Copy the lines below exactly. Start at the first and finish with the line containing "Property | Result |".

------ PROVIDED RECORDS ------
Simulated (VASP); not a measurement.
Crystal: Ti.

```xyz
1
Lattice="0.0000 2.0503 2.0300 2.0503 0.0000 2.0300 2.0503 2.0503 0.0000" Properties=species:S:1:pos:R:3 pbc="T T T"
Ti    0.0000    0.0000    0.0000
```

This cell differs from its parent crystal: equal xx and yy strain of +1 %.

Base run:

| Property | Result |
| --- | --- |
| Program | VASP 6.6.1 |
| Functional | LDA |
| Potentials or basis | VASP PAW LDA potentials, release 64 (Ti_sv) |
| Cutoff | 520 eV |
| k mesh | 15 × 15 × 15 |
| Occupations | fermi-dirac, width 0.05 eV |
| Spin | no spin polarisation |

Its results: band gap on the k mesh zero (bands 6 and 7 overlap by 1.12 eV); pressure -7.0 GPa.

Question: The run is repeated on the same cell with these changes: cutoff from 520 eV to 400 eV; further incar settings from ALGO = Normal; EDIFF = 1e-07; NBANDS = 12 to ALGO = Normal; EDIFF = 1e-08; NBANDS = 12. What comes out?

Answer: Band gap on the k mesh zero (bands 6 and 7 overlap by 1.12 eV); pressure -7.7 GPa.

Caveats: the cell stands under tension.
------

ANSWER AREA:
Simulated (VASP); not a measurement.
Crystal: Ti.

```xyz
1
Lattice="0.0000 2.0503 2.0300 2.0503 0.0000 2.0300 2.0503 2.0503 0.0000" Properties=species:S:1:pos:R:3 pbc="T T T"
Ti    0.0000    0.0000    0.0000
```

This cell differs from its parent crystal: equal xx and yy strain of +1 %.

Base run:

| Property | Result |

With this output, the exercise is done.